_WORK ITEM_
Keeping every line intact, print the records that follow.

_INFORMATION GIVEN_
►
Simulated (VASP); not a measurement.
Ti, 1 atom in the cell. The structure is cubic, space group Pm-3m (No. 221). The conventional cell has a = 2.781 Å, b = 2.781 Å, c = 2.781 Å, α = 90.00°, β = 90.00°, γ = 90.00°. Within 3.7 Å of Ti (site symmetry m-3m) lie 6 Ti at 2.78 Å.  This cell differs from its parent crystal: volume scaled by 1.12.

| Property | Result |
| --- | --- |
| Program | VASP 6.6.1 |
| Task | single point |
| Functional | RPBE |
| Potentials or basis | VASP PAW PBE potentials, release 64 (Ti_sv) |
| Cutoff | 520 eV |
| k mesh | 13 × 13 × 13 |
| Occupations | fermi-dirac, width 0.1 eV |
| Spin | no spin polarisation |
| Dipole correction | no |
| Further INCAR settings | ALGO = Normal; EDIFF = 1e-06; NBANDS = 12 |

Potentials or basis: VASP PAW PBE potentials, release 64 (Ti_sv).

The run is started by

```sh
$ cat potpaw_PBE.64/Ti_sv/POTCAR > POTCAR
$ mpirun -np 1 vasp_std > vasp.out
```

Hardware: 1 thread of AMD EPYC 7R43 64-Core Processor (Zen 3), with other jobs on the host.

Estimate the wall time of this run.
◄

_EXERCISE SOLUTION_
Simulated (VASP); not a measurement.
Ti, 1 atom in the cell. The structure is cubic, space group Pm-3m (No. 221). The conventional cell has a = 2.781 Å, b = 2.781 Å, c = 2.781 Å, α = 90.00°, β = 90.00°, γ = 90.00°. Within 3.7 Å of Ti (site symmetry m-3m) lie 6 Ti at 2.78 Å.  This cell differs from its parent crystal: volume scaled by 1.12.

| Property | Result |
| --- | --- |
| Program | VASP 6.6.1 |
| Task | single point |
| Functional | RPBE |
| Potentials or basis | VASP PAW PBE potentials, release 64 (Ti_sv) |
| Cutoff | 520 eV |
| k mesh | 13 × 13 × 13 |
| Occupations | fermi-dirac, width 0.1 eV |
| Spin | no spin polarisation |
| Dipole correction | no |
| Further INCAR settings | ALGO = Normal; EDIFF = 1e-06; NBANDS = 12 |

Potentials or basis: VASP PAW PBE potentials, release 64 (Ti_sv).

The run is started by

```sh
$ cat potpaw_PBE.64/Ti_sv/POTCAR > POTCAR
$ mpirun -np 1 vasp_std > vasp.out
```

Hardware: 1 thread of AMD EPYC 7R43 64-Core Processor (Zen 3), with other jobs on the host.

Estimate the wall time of this run.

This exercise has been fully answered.